_Activity_
Would you return, word for word, the lines of the data below from the line with "Report form: the" through the line with "The cell as", and no others?

▽
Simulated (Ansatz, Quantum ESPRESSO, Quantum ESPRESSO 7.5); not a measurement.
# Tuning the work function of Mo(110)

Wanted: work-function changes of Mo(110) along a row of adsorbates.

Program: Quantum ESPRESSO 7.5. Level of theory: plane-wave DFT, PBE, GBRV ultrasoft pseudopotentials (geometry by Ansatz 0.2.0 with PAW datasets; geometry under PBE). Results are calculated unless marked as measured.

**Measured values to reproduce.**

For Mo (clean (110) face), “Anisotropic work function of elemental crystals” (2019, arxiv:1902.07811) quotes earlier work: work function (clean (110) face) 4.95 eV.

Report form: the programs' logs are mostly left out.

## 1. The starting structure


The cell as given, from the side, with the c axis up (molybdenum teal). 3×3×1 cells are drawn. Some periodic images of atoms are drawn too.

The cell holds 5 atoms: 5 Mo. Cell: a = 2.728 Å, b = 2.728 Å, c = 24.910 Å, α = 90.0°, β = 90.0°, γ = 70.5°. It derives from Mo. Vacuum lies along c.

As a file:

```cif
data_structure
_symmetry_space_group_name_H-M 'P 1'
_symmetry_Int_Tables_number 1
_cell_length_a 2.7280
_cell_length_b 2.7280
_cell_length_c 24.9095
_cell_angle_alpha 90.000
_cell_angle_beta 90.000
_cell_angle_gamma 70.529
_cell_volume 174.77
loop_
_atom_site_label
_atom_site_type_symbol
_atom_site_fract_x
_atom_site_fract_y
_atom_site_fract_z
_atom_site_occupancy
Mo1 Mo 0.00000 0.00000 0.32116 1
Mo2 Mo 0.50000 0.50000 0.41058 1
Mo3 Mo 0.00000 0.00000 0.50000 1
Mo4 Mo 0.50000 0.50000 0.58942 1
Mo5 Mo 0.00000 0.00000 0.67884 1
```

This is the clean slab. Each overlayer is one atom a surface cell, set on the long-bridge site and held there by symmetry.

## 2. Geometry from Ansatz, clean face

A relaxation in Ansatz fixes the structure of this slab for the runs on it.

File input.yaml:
△

_Task answer_
Report form: the programs' logs are mostly left out.

## 1. The starting structure


The cell as given, from the side, with the c axis up (molybdenum teal). 3×3×1 cells are drawn. Some periodic images of atoms are drawn too.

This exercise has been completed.